WORK REQUEST
Return exactly those lines of the material below that fall between the line holding "direct gap (on the k-mesh)**: 4.47 eV" and the line holding "Total energies compare", inclusive.

*-*-*

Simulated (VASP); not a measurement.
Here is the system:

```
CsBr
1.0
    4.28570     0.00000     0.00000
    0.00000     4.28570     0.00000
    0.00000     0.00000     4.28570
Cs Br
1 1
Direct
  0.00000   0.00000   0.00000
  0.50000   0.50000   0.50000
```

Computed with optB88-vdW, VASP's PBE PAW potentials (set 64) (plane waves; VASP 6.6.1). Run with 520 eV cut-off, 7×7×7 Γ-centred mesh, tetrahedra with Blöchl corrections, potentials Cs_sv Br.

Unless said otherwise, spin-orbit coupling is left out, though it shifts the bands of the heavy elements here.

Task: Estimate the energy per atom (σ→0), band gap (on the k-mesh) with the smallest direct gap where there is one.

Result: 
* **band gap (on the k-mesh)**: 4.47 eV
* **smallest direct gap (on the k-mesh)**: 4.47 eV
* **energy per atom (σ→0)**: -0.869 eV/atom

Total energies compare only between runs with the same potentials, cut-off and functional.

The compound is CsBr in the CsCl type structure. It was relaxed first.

*-*-*

RESPONSE BOX
* **smallest direct gap (on the k-mesh)**: 4.47 eV
* **energy per atom (σ→0)**: -0.869 eV/atom

Total energies compare only between runs with the same potentials, cut-off and functional.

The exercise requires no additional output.